* _Assigned task_:
The whole of the data, every line, should come back exactly the same.

* * * *
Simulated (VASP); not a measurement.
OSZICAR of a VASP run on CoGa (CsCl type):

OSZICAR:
* * * *

* _Answer box_:
Simulated (VASP); not a measurement.
OSZICAR of a VASP run on CoGa (CsCl type):

OSZICAR:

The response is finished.